● **REQUIRED ACTION**
Output exactly the first line of the listing and each line after it, through the line that contains "Defect migration in"; add nothing else.

RECORDS SUPPLIED Block Start

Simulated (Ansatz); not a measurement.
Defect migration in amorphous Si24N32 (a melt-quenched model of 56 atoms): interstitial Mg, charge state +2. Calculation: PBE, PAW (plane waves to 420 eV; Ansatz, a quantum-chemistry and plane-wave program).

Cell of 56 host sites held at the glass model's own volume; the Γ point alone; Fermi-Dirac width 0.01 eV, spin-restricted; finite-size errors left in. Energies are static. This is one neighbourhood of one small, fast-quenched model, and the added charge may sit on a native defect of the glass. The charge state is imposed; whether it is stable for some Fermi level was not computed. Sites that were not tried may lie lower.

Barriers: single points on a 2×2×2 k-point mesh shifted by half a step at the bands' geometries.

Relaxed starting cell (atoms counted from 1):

RECORDS SUPPLIED Block End

● **EXERCISE RESULT**
Simulated (Ansatz); not a measurement.
Defect migration in amorphous Si24N32 (a melt-quenched model of 56 atoms): interstitial Mg, charge state +2. Calculation: PBE, PAW (plane waves to 420 eV; Ansatz, a quantum-chemistry and plane-wave program).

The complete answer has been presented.